> [Information]
§ §

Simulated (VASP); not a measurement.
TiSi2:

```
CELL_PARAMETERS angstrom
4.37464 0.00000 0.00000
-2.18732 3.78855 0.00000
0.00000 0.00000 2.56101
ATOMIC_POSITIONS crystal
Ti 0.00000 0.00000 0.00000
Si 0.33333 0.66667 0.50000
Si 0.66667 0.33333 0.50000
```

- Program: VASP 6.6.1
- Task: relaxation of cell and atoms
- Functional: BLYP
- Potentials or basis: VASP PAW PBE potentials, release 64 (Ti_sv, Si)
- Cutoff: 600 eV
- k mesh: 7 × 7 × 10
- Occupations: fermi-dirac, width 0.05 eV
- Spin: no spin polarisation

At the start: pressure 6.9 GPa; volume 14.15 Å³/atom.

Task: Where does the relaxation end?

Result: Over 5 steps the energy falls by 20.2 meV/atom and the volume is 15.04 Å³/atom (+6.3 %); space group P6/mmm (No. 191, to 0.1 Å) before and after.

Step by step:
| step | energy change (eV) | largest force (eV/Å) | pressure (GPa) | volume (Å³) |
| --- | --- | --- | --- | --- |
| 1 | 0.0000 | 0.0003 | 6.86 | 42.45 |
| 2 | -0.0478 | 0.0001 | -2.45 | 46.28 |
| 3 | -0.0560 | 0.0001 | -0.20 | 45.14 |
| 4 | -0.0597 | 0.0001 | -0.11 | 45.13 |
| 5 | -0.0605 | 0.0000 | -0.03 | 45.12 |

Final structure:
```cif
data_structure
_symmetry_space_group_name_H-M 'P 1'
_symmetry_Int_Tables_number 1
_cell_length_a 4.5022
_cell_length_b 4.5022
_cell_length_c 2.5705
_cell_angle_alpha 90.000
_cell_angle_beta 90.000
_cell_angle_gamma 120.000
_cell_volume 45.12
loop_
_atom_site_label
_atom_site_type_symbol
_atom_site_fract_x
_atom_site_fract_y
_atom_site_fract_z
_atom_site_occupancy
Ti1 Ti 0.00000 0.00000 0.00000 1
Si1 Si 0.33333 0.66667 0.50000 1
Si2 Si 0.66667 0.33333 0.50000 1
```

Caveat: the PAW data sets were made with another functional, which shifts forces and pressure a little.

§ §

> [Activity] Look back at the entries above and repeat, unchanged, every line from the line holding "- Cutoff: 600 eV" through the line holding "volume (Å³) |".

> [Exercise result]
- Cutoff: 600 eV
- k mesh: 7 × 7 × 10
- Occupations: fermi-dirac, width 0.05 eV
- Spin: no spin polarisation

At the start: pressure 6.9 GPa; volume 14.15 Å³/atom.

Task: Where does the relaxation end?

Result: Over 5 steps the energy falls by 20.2 meV/atom and the volume is 15.04 Å³/atom (+6.3 %); space group P6/mmm (No. 191, to 0.1 Å) before and after.

Step by step:
| step | energy change (eV) | largest force (eV/Å) | pressure (GPa) | volume (Å³) |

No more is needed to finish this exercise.